Set down the records that follow in full and without changes.

**Supplied information**
>>>
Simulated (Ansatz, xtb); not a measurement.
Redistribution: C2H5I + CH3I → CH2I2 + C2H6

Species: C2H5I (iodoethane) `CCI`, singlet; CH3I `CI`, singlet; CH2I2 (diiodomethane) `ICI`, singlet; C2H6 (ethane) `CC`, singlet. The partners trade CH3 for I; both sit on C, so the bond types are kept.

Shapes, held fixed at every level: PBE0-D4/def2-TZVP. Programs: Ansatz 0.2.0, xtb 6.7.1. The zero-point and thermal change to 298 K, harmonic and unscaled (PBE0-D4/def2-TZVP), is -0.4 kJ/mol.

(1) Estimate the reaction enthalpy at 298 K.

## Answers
<<<

**Written reply**
Simulated (Ansatz, xtb); not a measurement.
Redistribution: C2H5I + CH3I → CH2I2 + C2H6

Species: C2H5I (iodoethane) `CCI`, singlet; CH3I `CI`, singlet; CH2I2 (diiodomethane) `ICI`, singlet; C2H6 (ethane) `CC`, singlet. The partners trade CH3 for I; both sit on C, so the bond types are kept.

Shapes, held fixed at every level: PBE0-D4/def2-TZVP. Programs: Ansatz 0.2.0, xtb 6.7.1. The zero-point and thermal change to 298 K, harmonic and unscaled (PBE0-D4/def2-TZVP), is -0.4 kJ/mol.

(1) Estimate the reaction enthalpy at 298 K.

## Answers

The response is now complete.